+ + + + +
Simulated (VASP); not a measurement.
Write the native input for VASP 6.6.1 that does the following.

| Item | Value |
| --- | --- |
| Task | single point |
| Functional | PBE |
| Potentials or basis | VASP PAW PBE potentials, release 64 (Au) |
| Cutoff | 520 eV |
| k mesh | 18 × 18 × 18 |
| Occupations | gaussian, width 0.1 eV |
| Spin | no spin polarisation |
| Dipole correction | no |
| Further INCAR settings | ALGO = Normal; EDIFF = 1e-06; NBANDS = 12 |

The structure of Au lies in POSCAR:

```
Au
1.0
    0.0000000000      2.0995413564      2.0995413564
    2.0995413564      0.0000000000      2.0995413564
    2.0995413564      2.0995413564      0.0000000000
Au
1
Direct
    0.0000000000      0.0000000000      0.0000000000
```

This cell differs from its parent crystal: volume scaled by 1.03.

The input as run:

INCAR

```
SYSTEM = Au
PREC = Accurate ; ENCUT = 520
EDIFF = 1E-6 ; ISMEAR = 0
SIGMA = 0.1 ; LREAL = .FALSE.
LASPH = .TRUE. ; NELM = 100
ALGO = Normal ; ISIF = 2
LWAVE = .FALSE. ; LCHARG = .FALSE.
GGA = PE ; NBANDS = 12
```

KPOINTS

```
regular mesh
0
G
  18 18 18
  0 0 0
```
+ + + + +

*WORK INSTRUCTION*: Retype the records above exactly, from their first line through the line that contains "width 0.1 eV |", and stop there.

*EXERCISE RESPONSE*:
Simulated (VASP); not a measurement.
Write the native input for VASP 6.6.1 that does the following.

| Item | Value |
| --- | --- |
| Task | single point |
| Functional | PBE |
| Potentials or basis | VASP PAW PBE potentials, release 64 (Au) |
| Cutoff | 520 eV |
| k mesh | 18 × 18 × 18 |
| Occupations | gaussian, width 0.1 eV |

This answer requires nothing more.